● RECORDS SHOWN
########

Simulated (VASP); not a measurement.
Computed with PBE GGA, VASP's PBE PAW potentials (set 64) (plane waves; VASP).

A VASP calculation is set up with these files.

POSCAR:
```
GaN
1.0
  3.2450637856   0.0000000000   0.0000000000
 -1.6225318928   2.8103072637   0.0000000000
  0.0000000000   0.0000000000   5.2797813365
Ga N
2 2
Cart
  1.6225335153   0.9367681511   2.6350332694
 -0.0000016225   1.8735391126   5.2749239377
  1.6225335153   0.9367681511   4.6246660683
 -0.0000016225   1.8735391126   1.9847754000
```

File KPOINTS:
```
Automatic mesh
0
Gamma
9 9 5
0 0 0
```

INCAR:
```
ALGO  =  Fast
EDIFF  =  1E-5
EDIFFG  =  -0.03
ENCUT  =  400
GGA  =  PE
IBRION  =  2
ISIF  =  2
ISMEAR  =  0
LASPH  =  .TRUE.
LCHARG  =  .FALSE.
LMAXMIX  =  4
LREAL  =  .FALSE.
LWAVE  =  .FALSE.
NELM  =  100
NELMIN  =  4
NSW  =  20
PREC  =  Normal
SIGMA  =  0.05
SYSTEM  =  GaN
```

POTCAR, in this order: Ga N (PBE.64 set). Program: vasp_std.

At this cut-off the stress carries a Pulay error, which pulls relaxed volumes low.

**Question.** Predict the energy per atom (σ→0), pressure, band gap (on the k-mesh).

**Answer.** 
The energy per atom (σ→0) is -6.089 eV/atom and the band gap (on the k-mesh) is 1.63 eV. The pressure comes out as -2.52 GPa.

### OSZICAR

########

● ACTION ITEM
Look at the material above and copy, word for word, its lines from the first through the one containing "The energy per atom (σ→0) is".

● EXERCISE RESULT
Simulated (VASP); not a measurement.
Computed with PBE GGA, VASP's PBE PAW potentials (set 64) (plane waves; VASP).

A VASP calculation is set up with these files.

POSCAR:
```
GaN
1.0
  3.2450637856   0.0000000000   0.0000000000
 -1.6225318928   2.8103072637   0.0000000000
  0.0000000000   0.0000000000   5.2797813365
Ga N
2 2
Cart
  1.6225335153   0.9367681511   2.6350332694
 -0.0000016225   1.8735391126   5.2749239377
  1.6225335153   0.9367681511   4.6246660683
 -0.0000016225   1.8735391126   1.9847754000
```

File KPOINTS:
```
Automatic mesh
0
Gamma
9 9 5
0 0 0
```

INCAR:
```
ALGO  =  Fast
EDIFF  =  1E-5
EDIFFG  =  -0.03
ENCUT  =  400
GGA  =  PE
IBRION  =  2
ISIF  =  2
ISMEAR  =  0
LASPH  =  .TRUE.
LCHARG  =  .FALSE.
LMAXMIX  =  4
LREAL  =  .FALSE.
LWAVE  =  .FALSE.
NELM  =  100
NELMIN  =  4
NSW  =  20
PREC  =  Normal
SIGMA  =  0.05
SYSTEM  =  GaN
```

POTCAR, in this order: Ga N (PBE.64 set). Program: vasp_std.

At this cut-off the stress carries a Pulay error, which pulls relaxed volumes low.

**Question.** Predict the energy per atom (σ→0), pressure, band gap (on the k-mesh).

**Answer.** 
The energy per atom (σ→0) is -6.089 eV/atom and the band gap (on the k-mesh) is 1.63 eV. The pressure comes out as -2.52 GPa.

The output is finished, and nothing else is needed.